Action item | Every entry below needs to be repeated exactly.

--- Dataset entries Enclosed Below ---
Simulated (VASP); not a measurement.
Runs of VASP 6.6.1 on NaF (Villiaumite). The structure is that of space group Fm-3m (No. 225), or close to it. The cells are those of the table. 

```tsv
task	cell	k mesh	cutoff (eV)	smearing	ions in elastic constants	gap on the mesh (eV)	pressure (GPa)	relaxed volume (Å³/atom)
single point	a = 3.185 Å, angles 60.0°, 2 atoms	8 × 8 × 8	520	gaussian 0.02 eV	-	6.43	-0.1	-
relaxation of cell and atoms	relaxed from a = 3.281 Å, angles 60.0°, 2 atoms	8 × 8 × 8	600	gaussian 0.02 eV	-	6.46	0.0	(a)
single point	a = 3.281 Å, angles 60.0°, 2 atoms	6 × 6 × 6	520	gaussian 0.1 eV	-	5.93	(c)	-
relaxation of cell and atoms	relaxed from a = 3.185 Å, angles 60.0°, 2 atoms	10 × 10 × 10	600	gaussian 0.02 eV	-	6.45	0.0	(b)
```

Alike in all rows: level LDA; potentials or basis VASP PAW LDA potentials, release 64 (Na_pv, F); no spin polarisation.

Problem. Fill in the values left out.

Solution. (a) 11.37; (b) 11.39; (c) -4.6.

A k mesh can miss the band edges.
--- End of Enclosed Dataset entries ---

Exercise solution |
Simulated (VASP); not a measurement.
Runs of VASP 6.6.1 on NaF (Villiaumite). The structure is that of space group Fm-3m (No. 225), or close to it. The cells are those of the table. 

```tsv
task	cell	k mesh	cutoff (eV)	smearing	ions in elastic constants	gap on the mesh (eV)	pressure (GPa)	relaxed volume (Å³/atom)
single point	a = 3.185 Å, angles 60.0°, 2 atoms	8 × 8 × 8	520	gaussian 0.02 eV	-	6.43	-0.1	-
relaxation of cell and atoms	relaxed from a = 3.281 Å, angles 60.0°, 2 atoms	8 × 8 × 8	600	gaussian 0.02 eV	-	6.46	0.0	(a)
single point	a = 3.281 Å, angles 60.0°, 2 atoms	6 × 6 × 6	520	gaussian 0.1 eV	-	5.93	(c)	-
relaxation of cell and atoms	relaxed from a = 3.185 Å, angles 60.0°, 2 atoms	10 × 10 × 10	600	gaussian 0.02 eV	-	6.45	0.0	(b)
```

Alike in all rows: level LDA; potentials or basis VASP PAW LDA potentials, release 64 (Na_pv, F); no spin polarisation.

Problem. Fill in the values left out.

Solution. (a) 11.37; (b) 11.39; (c) -4.6.

A k mesh can miss the band edges.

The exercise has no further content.